(SUPPLIED ENTRIES begins)

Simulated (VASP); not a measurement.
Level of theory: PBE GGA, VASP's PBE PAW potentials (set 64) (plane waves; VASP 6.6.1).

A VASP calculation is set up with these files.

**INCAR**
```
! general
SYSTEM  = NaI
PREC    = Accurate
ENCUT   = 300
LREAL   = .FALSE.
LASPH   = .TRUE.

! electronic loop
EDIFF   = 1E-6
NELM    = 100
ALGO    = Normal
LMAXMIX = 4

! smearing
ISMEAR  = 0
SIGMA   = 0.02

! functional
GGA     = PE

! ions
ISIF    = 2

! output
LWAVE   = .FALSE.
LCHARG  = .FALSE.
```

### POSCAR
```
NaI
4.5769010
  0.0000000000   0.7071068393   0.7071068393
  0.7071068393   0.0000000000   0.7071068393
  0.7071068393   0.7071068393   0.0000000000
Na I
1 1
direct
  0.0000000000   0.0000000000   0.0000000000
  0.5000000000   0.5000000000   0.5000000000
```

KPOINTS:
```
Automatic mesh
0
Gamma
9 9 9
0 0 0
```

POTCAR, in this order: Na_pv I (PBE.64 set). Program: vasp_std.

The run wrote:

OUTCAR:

(SUPPLIED ENTRIES ends)

WORK ITEM:
Each line above must be reproduced exactly as it stands.

TASK OUTPUT:
Simulated (VASP); not a measurement.
Level of theory: PBE GGA, VASP's PBE PAW potentials (set 64) (plane waves; VASP 6.6.1).

A VASP calculation is set up with these files.

**INCAR**
```
! general
SYSTEM  = NaI
PREC    = Accurate
ENCUT   = 300
LREAL   = .FALSE.
LASPH   = .TRUE.

! electronic loop
EDIFF   = 1E-6
NELM    = 100
ALGO    = Normal
LMAXMIX = 4

! smearing
ISMEAR  = 0
SIGMA   = 0.02

! functional
GGA     = PE

! ions
ISIF    = 2

! output
LWAVE   = .FALSE.
LCHARG  = .FALSE.
```

### POSCAR
```
NaI
4.5769010
  0.0000000000   0.7071068393   0.7071068393
  0.7071068393   0.0000000000   0.7071068393
  0.7071068393   0.7071068393   0.0000000000
Na I
1 1
direct
  0.0000000000   0.0000000000   0.0000000000
  0.5000000000   0.5000000000   0.5000000000
```

KPOINTS:
```
Automatic mesh
0
Gamma
9 9 9
0 0 0
```

POTCAR, in this order: Na_pv I (PBE.64 set). Program: vasp_std.

The run wrote:

OUTCAR:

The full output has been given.